• [Assigned task]: Reproduce the records below exactly, but only between the lines holding "E. uniaxial strain ε_xx = +1.00 %" and "A: D, uniaxial", inclusive.

• [Study material]:
--- --- ---
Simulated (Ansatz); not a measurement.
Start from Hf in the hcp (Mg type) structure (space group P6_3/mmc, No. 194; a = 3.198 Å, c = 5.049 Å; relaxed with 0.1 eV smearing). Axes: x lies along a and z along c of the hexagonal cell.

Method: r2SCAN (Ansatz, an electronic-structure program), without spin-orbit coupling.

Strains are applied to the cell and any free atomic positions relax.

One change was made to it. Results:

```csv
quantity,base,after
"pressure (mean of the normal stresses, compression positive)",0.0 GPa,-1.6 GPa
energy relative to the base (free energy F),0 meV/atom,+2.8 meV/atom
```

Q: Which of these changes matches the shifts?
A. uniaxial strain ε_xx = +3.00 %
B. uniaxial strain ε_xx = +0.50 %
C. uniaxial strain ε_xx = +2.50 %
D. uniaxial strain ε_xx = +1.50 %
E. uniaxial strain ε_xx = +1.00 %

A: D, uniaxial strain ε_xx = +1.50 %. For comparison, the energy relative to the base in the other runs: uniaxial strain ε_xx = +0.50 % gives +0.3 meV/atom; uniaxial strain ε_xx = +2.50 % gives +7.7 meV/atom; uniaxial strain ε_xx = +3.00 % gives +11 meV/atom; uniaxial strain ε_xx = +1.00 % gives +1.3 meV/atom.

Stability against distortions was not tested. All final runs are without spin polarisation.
--- --- ---

• [Exercise response]:
E. uniaxial strain ε_xx = +1.00 %

A: D, uniaxial strain ε_xx = +1.50 %. For comparison, the energy relative to the base in the other runs: uniaxial strain ε_xx = +0.50 % gives +0.3 meV/atom; uniaxial strain ε_xx = +2.50 % gives +7.7 meV/atom; uniaxial strain ε_xx = +3.00 % gives +11 meV/atom; uniaxial strain ε_xx = +1.00 % gives +1.3 meV/atom.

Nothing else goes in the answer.